[Start of section]
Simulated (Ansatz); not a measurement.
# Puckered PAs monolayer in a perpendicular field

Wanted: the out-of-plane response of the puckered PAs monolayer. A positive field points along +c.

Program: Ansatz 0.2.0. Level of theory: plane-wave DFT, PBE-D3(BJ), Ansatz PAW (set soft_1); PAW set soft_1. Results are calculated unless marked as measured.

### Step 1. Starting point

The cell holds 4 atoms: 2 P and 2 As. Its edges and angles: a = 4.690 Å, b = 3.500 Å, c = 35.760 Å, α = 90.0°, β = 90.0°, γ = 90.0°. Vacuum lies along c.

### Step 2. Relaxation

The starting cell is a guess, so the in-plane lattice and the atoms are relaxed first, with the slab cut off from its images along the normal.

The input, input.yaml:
[End of section]

Work request: With the line holding "Wanted: the out-of-plane" as the first and the line holding "The starting cell" as the last, please transcribe exactly the lines of the material above in that range and nothing else.

Solution:
Wanted: the out-of-plane response of the puckered PAs monolayer. A positive field points along +c.

Program: Ansatz 0.2.0. Level of theory: plane-wave DFT, PBE-D3(BJ), Ansatz PAW (set soft_1); PAW set soft_1. Results are calculated unless marked as measured.

### Step 1. Starting point

The cell holds 4 atoms: 2 P and 2 As. Its edges and angles: a = 4.690 Å, b = 3.500 Å, c = 35.760 Å, α = 90.0°, β = 90.0°, γ = 90.0°. Vacuum lies along c.

### Step 2. Relaxation

The starting cell is a guess, so the in-plane lattice and the atoms are relaxed first, with the slab cut off from its images along the normal.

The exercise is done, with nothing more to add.